* _EXERCISE_: Find the line in the entries below that contains "before | after |". Repeat it exactly, and every line after it through the line that contains "Answer: C, temperature from 25 to 55 °C".

* _EXTRACTED MATERIAL_:
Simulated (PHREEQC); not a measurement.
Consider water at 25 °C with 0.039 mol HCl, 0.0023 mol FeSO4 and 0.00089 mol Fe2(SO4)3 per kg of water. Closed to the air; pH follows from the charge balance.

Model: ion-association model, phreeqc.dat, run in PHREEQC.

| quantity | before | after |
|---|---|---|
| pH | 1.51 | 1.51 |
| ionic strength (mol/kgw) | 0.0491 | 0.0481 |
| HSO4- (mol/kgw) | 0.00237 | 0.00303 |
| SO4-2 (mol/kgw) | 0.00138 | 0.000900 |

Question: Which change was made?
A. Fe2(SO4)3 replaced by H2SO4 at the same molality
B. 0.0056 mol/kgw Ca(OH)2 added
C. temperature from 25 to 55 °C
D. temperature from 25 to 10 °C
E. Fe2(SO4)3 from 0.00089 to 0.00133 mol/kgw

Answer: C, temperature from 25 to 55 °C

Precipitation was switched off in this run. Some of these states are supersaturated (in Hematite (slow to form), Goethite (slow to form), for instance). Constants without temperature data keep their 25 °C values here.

* _ANSWER AREA_:
| quantity | before | after |
|---|---|---|
| pH | 1.51 | 1.51 |
| ionic strength (mol/kgw) | 0.0491 | 0.0481 |
| HSO4- (mol/kgw) | 0.00237 | 0.00303 |
| SO4-2 (mol/kgw) | 0.00138 | 0.000900 |

Question: Which change was made?
A. Fe2(SO4)3 replaced by H2SO4 at the same molality
B. 0.0056 mol/kgw Ca(OH)2 added
C. temperature from 25 to 55 °C
D. temperature from 25 to 10 °C
E. Fe2(SO4)3 from 0.00089 to 0.00133 mol/kgw

Answer: C, temperature from 25 to 55 °C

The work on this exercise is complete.